• **ACTION ITEM**
All of the records are to be reproduced exactly.

********************

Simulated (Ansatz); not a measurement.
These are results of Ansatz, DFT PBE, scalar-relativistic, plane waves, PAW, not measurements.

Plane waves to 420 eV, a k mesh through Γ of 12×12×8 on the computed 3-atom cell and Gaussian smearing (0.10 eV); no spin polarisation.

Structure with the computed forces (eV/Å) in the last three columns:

********************

• **WRITTEN RESPONSE**
Simulated (Ansatz); not a measurement.
These are results of Ansatz, DFT PBE, scalar-relativistic, plane waves, PAW, not measurements.

Plane waves to 420 eV, a k mesh through Γ of 12×12×8 on the computed 3-atom cell and Gaussian smearing (0.10 eV); no spin polarisation.

Structure with the computed forces (eV/Å) in the last three columns:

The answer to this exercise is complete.